• _Records supplied_
========================================
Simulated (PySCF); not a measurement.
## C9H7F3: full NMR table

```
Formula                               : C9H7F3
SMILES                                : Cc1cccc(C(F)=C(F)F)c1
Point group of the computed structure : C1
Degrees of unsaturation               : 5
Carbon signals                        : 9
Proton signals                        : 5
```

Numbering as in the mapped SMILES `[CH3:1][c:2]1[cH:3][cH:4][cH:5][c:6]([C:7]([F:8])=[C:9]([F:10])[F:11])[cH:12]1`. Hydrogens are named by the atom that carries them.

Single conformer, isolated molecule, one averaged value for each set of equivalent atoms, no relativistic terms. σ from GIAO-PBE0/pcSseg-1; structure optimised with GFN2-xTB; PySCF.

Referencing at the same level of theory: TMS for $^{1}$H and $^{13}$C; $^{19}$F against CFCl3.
========================================

• _Required action_
Look above for the line with "## C9H7F3: full NMR table"; retype exactly that line, every line after it up to the line with "Numbering as in", and that line too, nothing else.

• _Task answer_
## C9H7F3: full NMR table

```
Formula                               : C9H7F3
SMILES                                : Cc1cccc(C(F)=C(F)F)c1
Point group of the computed structure : C1
Degrees of unsaturation               : 5
Carbon signals                        : 9
Proton signals                        : 5
```

Numbering as in the mapped SMILES `[CH3:1][c:2]1[cH:3][cH:4][cH:5][c:6]([C:7]([F:8])=[C:9]([F:10])[F:11])[cH:12]1`. Hydrogens are named by the atom that carries them.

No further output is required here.